- **Requirement**: Please write out word for word the opening lines of the material, including the line with "PBE0 throughout (PySCF), one" as the last.

- **Data listing**:
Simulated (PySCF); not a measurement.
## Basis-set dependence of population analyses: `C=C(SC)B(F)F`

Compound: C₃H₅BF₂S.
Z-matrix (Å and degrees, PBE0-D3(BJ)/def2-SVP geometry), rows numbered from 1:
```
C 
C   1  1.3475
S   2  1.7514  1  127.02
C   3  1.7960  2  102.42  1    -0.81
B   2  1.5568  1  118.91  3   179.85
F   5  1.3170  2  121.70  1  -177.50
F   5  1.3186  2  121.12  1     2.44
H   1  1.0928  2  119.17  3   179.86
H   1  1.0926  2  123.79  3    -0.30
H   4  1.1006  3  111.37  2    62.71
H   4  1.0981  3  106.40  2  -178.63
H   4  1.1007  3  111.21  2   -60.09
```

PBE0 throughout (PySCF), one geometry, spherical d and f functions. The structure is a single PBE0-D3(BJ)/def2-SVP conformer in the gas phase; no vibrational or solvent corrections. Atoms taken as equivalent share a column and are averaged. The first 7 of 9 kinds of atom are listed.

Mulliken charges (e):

- **Exercise response**:
Simulated (PySCF); not a measurement.
## Basis-set dependence of population analyses: `C=C(SC)B(F)F`

Compound: C₃H₅BF₂S.
Z-matrix (Å and degrees, PBE0-D3(BJ)/def2-SVP geometry), rows numbered from 1:
```
C 
C   1  1.3475
S   2  1.7514  1  127.02
C   3  1.7960  2  102.42  1    -0.81
B   2  1.5568  1  118.91  3   179.85
F   5  1.3170  2  121.70  1  -177.50
F   5  1.3186  2  121.12  1     2.44
H   1  1.0928  2  119.17  3   179.86
H   1  1.0926  2  123.79  3    -0.30
H   4  1.1006  3  111.37  2    62.71
H   4  1.0981  3  106.40  2  -178.63
H   4  1.1007  3  111.21  2   -60.09
```

PBE0 throughout (PySCF), one geometry, spherical d and f functions. The structure is a single PBE0-D3(BJ)/def2-SVP conformer in the gas phase; no vibrational or solvent corrections. Atoms taken as equivalent share a column and are averaged. The first 7 of 9 kinds of atom are listed.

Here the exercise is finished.